* _Brief_
Retype the whole listing exactly.

════

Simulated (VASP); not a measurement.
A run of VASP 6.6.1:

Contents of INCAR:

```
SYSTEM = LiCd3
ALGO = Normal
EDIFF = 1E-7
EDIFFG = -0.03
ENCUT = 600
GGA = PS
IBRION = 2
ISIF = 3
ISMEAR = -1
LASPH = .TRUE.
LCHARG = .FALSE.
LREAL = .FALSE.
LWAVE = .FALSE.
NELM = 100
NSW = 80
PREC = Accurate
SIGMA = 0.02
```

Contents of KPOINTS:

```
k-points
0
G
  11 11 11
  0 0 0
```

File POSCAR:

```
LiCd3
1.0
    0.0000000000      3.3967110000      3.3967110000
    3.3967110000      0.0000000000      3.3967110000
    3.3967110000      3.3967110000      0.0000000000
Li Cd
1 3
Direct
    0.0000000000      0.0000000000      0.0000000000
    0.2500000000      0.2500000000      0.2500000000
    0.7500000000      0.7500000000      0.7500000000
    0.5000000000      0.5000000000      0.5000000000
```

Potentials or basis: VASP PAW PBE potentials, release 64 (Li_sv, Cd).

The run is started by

════

* _Expected answer_
Simulated (VASP); not a measurement.
A run of VASP 6.6.1:

Contents of INCAR:

```
SYSTEM = LiCd3
ALGO = Normal
EDIFF = 1E-7
EDIFFG = -0.03
ENCUT = 600
GGA = PS
IBRION = 2
ISIF = 3
ISMEAR = -1
LASPH = .TRUE.
LCHARG = .FALSE.
LREAL = .FALSE.
LWAVE = .FALSE.
NELM = 100
NSW = 80
PREC = Accurate
SIGMA = 0.02
```

Contents of KPOINTS:

```
k-points
0
G
  11 11 11
  0 0 0
```

File POSCAR:

```
LiCd3
1.0
    0.0000000000      3.3967110000      3.3967110000
    3.3967110000      0.0000000000      3.3967110000
    3.3967110000      3.3967110000      0.0000000000
Li Cd
1 3
Direct
    0.0000000000      0.0000000000      0.0000000000
    0.2500000000      0.2500000000      0.2500000000
    0.7500000000      0.7500000000      0.7500000000
    0.5000000000      0.5000000000      0.5000000000
```

Potentials or basis: VASP PAW PBE potentials, release 64 (Li_sv, Cd).

The run is started by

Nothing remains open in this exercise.